Start of Data

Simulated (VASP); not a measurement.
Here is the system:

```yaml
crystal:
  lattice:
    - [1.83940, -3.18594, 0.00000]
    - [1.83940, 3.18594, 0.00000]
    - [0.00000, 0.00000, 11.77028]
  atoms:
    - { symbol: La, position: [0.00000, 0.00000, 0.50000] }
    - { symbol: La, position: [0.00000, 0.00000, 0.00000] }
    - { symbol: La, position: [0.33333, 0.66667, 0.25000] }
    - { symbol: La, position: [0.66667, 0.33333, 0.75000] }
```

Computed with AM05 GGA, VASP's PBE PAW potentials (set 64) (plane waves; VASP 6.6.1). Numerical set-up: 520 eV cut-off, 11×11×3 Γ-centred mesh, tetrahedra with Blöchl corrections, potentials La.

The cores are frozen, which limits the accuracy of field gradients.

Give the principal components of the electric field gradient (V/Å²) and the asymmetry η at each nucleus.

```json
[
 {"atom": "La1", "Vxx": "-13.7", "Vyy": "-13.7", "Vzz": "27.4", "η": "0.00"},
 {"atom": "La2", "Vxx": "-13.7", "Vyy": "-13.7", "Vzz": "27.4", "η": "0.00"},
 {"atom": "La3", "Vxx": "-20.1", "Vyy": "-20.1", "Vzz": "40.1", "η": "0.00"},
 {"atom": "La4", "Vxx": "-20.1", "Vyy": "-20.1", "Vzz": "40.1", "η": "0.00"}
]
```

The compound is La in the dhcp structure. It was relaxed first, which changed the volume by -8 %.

End of Data

_Work order_
Your task is to quote, without any alteration, the lines running from the top of the records to the line that holds "The cores are", both included.

_Your response_
Simulated (VASP); not a measurement.
Here is the system:

```yaml
crystal:
  lattice:
    - [1.83940, -3.18594, 0.00000]
    - [1.83940, 3.18594, 0.00000]
    - [0.00000, 0.00000, 11.77028]
  atoms:
    - { symbol: La, position: [0.00000, 0.00000, 0.50000] }
    - { symbol: La, position: [0.00000, 0.00000, 0.00000] }
    - { symbol: La, position: [0.33333, 0.66667, 0.25000] }
    - { symbol: La, position: [0.66667, 0.33333, 0.75000] }
```

Computed with AM05 GGA, VASP's PBE PAW potentials (set 64) (plane waves; VASP 6.6.1). Numerical set-up: 520 eV cut-off, 11×11×3 Γ-centred mesh, tetrahedra with Blöchl corrections, potentials La.

The cores are frozen, which limits the accuracy of field gradients.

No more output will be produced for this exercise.